## Required action
Going down the listing below, print exactly each line from the one with "Measurements of this" up to and including the one with "relativistic spinors |", and skip the rest.

## Provided data
= = = = = = =

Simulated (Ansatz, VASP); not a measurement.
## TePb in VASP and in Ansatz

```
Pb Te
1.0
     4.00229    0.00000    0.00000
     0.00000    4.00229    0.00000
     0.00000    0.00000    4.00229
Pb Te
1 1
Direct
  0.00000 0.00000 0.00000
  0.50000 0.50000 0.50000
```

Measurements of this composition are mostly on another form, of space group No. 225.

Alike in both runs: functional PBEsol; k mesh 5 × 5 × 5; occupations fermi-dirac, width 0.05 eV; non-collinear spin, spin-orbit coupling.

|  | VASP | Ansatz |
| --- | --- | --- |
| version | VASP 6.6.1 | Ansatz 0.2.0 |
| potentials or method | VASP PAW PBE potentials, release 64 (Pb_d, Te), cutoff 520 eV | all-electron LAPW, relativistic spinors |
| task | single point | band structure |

= = = = = = =

## Answer area
Measurements of this composition are mostly on another form, of space group No. 225.

Alike in both runs: functional PBEsol; k mesh 5 × 5 × 5; occupations fermi-dirac, width 0.05 eV; non-collinear spin, spin-orbit coupling.

|  | VASP | Ansatz |
| --- | --- | --- |
| version | VASP 6.6.1 | Ansatz 0.2.0 |
| potentials or method | VASP PAW PBE potentials, release 64 (Pb_d, Te), cutoff 520 eV | all-electron LAPW, relativistic spinors |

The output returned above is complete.